━━━━━ Supplied material
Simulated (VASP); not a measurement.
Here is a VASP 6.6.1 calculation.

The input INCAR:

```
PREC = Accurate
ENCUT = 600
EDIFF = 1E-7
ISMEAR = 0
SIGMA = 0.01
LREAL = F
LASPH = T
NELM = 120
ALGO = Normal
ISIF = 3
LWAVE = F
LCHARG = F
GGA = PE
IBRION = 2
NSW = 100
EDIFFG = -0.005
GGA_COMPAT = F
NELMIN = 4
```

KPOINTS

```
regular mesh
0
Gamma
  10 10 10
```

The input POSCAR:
━━━━━━━━━━

Assigned task: Reproduce all the data word for word.

Reply:
Simulated (VASP); not a measurement.
Here is a VASP 6.6.1 calculation.

The input INCAR:

```
PREC = Accurate
ENCUT = 600
EDIFF = 1E-7
ISMEAR = 0
SIGMA = 0.01
LREAL = F
LASPH = T
NELM = 120
ALGO = Normal
ISIF = 3
LWAVE = F
LCHARG = F
GGA = PE
IBRION = 2
NSW = 100
EDIFFG = -0.005
GGA_COMPAT = F
NELMIN = 4
```

KPOINTS

```
regular mesh
0
Gamma
  10 10 10
```

The input POSCAR:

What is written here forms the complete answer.